### ACTION ITEM
Repeat each line of the records below exactly.

::::::::

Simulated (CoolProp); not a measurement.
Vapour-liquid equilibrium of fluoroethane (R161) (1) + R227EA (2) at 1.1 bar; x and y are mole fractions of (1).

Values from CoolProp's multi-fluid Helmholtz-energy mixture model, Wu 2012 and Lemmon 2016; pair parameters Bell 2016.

::::::::

### WRITTEN SOLUTION
Simulated (CoolProp); not a measurement.
Vapour-liquid equilibrium of fluoroethane (R161) (1) + R227EA (2) at 1.1 bar; x and y are mole fractions of (1).

Values from CoolProp's multi-fluid Helmholtz-energy mixture model, Wu 2012 and Lemmon 2016; pair parameters Bell 2016.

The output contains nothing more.